WORK REQUEST.
Your task is to copy the lines of the data below from the line holding "Task: Predict the" through the line holding "Only differences to", inclusive, exactly and with nothing added.

EXCERPTED DATA.
....

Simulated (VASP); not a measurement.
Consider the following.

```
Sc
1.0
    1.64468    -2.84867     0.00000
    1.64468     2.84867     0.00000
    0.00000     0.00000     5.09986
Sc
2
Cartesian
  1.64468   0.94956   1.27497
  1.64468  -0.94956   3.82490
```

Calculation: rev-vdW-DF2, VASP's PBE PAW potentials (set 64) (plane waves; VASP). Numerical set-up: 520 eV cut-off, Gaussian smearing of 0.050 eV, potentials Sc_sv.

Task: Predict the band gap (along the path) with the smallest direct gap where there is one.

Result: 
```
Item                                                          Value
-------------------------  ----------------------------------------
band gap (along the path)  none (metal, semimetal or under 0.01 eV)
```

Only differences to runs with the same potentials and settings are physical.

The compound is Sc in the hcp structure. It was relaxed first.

....

ANSWER AREA.
Task: Predict the band gap (along the path) with the smallest direct gap where there is one.

Result: 
```
Item                                                          Value
-------------------------  ----------------------------------------
band gap (along the path)  none (metal, semimetal or under 0.01 eV)
```

Only differences to runs with the same potentials and settings are physical.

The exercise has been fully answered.